• [Information supplied]
-*-*-
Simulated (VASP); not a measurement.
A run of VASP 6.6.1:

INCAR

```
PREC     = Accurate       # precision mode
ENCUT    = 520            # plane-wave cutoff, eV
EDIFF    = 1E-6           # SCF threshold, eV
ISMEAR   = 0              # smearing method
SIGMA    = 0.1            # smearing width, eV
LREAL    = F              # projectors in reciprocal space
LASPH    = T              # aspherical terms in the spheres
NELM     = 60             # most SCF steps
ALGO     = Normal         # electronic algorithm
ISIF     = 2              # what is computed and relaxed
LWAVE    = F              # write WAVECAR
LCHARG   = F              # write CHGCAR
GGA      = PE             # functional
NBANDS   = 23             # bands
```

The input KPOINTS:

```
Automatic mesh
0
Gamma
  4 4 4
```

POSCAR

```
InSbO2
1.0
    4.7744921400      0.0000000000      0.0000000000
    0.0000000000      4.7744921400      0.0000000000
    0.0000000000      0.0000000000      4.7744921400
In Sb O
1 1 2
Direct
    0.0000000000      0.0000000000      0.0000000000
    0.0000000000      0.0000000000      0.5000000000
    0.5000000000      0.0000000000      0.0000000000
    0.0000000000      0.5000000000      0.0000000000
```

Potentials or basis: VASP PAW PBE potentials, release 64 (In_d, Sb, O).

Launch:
-*-*-

A complete, exact repeat of the records is the required answer.

Simulated (VASP); not a measurement.
A run of VASP 6.6.1:

INCAR

```
PREC     = Accurate       # precision mode
ENCUT    = 520            # plane-wave cutoff, eV
EDIFF    = 1E-6           # SCF threshold, eV
ISMEAR   = 0              # smearing method
SIGMA    = 0.1            # smearing width, eV
LREAL    = F              # projectors in reciprocal space
LASPH    = T              # aspherical terms in the spheres
NELM     = 60             # most SCF steps
ALGO     = Normal         # electronic algorithm
ISIF     = 2              # what is computed and relaxed
LWAVE    = F              # write WAVECAR
LCHARG   = F              # write CHGCAR
GGA      = PE             # functional
NBANDS   = 23             # bands
```

The input KPOINTS:

```
Automatic mesh
0
Gamma
  4 4 4
```

POSCAR

```
InSbO2
1.0
    4.7744921400      0.0000000000      0.0000000000
    0.0000000000      4.7744921400      0.0000000000
    0.0000000000      0.0000000000      4.7744921400
In Sb O
1 1 2
Direct
    0.0000000000      0.0000000000      0.0000000000
    0.0000000000      0.0000000000      0.5000000000
    0.5000000000      0.0000000000      0.0000000000
    0.0000000000      0.5000000000      0.0000000000
```

Potentials or basis: VASP PAW PBE potentials, release 64 (In_d, Sb, O).

Launch:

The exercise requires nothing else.